ACTION ITEM: Quote the entries that follow exactly, leaving none out.

---------- RECORD EXTRACTS
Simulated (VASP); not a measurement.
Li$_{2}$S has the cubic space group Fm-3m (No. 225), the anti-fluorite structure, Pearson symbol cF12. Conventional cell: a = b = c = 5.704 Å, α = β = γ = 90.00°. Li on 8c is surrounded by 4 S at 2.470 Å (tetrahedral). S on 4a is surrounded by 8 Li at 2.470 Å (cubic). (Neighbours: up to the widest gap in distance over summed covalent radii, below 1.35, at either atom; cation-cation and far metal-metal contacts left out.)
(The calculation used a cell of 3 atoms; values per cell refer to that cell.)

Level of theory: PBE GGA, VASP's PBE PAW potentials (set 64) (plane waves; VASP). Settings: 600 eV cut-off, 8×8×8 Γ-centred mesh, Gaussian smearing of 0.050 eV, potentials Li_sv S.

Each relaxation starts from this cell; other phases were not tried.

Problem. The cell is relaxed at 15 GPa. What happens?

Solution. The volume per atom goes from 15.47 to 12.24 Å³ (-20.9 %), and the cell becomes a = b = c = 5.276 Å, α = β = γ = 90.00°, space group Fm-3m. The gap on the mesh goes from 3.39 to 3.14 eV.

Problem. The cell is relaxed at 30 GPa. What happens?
--------------------

TASK ANSWER:
Simulated (VASP); not a measurement.
Li$_{2}$S has the cubic space group Fm-3m (No. 225), the anti-fluorite structure, Pearson symbol cF12. Conventional cell: a = b = c = 5.704 Å, α = β = γ = 90.00°. Li on 8c is surrounded by 4 S at 2.470 Å (tetrahedral). S on 4a is surrounded by 8 Li at 2.470 Å (cubic). (Neighbours: up to the widest gap in distance over summed covalent radii, below 1.35, at either atom; cation-cation and far metal-metal contacts left out.)
(The calculation used a cell of 3 atoms; values per cell refer to that cell.)

Level of theory: PBE GGA, VASP's PBE PAW potentials (set 64) (plane waves; VASP). Settings: 600 eV cut-off, 8×8×8 Γ-centred mesh, Gaussian smearing of 0.050 eV, potentials Li_sv S.

Each relaxation starts from this cell; other phases were not tried.

Problem. The cell is relaxed at 15 GPa. What happens?

Solution. The volume per atom goes from 15.47 to 12.24 Å³ (-20.9 %), and the cell becomes a = b = c = 5.276 Å, α = β = γ = 90.00°, space group Fm-3m. The gap on the mesh goes from 3.39 to 3.14 eV.

Problem. The cell is relaxed at 30 GPa. What happens?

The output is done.